• WORK TASK: Each line starting at the one that contains "trial structure relaxed**" and ending at the one that contains "## 1. The structure to begin with" must be returned exactly, and the rest of the listing is left out.

• DATASET:
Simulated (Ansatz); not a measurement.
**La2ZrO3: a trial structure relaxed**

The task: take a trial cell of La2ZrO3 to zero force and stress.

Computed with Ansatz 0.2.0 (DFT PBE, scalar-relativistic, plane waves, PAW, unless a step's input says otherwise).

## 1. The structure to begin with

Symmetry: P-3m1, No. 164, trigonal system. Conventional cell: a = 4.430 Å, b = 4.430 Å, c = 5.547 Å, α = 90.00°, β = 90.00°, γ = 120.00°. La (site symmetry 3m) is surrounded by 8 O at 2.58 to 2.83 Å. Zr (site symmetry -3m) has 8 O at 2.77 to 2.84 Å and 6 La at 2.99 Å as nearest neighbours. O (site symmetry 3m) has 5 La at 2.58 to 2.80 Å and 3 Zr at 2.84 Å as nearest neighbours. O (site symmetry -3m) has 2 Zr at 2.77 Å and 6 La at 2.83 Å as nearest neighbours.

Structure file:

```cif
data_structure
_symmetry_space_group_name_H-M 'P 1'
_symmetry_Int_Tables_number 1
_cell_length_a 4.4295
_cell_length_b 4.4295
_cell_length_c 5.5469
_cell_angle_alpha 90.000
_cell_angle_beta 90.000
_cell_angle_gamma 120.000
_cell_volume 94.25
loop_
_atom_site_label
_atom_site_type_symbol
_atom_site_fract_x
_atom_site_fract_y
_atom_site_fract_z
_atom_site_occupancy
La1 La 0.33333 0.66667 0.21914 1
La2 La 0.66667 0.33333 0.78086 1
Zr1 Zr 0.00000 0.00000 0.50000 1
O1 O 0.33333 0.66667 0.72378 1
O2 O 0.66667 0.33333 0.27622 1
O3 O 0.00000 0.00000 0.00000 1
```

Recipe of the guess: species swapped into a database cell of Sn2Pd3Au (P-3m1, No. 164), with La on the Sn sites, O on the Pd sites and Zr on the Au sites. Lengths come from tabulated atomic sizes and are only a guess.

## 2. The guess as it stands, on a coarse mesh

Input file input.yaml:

• TASK RESPONSE:
**La2ZrO3: a trial structure relaxed**

The task: take a trial cell of La2ZrO3 to zero force and stress.

Computed with Ansatz 0.2.0 (DFT PBE, scalar-relativistic, plane waves, PAW, unless a step's input says otherwise).

## 1. The structure to begin with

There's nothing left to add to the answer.